Given records START

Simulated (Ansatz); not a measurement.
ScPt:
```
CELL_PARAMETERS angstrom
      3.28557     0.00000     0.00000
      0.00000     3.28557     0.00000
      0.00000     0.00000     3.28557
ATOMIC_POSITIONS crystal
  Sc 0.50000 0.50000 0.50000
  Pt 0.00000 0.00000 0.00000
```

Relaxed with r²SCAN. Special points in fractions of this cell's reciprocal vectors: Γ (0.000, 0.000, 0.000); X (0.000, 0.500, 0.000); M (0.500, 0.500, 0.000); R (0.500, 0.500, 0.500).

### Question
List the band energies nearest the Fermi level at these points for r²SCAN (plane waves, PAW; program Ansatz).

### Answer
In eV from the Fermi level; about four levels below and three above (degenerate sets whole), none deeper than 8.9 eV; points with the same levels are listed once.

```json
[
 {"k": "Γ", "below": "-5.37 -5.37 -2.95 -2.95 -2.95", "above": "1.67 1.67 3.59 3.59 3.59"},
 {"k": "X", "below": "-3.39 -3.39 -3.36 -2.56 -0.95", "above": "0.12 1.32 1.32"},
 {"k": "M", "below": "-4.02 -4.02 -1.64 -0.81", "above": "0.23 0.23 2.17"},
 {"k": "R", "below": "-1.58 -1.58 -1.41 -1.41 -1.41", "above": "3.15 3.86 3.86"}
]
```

Given records END

Brief:
From the entries above, extract only the lines running from the one containing "Relaxed with r²SCAN." through the one containing "### Question", inclusive.

Written reply:
Relaxed with r²SCAN. Special points in fractions of this cell's reciprocal vectors: Γ (0.000, 0.000, 0.000); X (0.000, 0.500, 0.000); M (0.500, 0.500, 0.000); R (0.500, 0.500, 0.500).

### Question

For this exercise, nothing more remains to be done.